**AVAILABLE DATA**

● ● ● ●

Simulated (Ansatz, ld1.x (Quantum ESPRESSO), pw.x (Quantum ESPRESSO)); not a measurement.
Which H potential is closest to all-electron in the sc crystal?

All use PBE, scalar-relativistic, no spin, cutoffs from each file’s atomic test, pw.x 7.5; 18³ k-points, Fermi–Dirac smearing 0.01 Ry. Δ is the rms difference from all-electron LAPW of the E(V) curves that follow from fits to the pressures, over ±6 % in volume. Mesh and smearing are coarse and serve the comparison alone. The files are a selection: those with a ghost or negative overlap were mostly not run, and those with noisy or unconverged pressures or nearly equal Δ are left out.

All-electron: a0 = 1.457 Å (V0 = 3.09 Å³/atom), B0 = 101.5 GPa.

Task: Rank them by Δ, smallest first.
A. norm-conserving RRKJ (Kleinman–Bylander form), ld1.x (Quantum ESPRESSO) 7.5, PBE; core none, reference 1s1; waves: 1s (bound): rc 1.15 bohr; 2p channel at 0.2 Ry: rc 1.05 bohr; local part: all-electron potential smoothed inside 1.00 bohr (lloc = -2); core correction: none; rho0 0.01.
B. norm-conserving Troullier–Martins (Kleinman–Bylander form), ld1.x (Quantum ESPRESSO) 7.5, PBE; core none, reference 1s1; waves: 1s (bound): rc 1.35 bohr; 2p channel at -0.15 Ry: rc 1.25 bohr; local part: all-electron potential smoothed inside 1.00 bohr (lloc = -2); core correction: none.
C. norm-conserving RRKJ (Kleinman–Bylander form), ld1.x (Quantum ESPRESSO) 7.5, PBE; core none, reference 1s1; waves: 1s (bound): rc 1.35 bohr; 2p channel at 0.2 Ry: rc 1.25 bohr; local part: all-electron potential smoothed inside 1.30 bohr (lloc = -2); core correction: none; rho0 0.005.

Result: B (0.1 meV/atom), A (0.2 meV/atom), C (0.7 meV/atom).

● ● ● ●

**ACTIVITY**
After locating the line that contains "Which H potential", please copy exactly every line from the start of the records through it, and nothing else.

**WRITTEN SOLUTION**
Simulated (Ansatz, ld1.x (Quantum ESPRESSO), pw.x (Quantum ESPRESSO)); not a measurement.
Which H potential is closest to all-electron in the sc crystal?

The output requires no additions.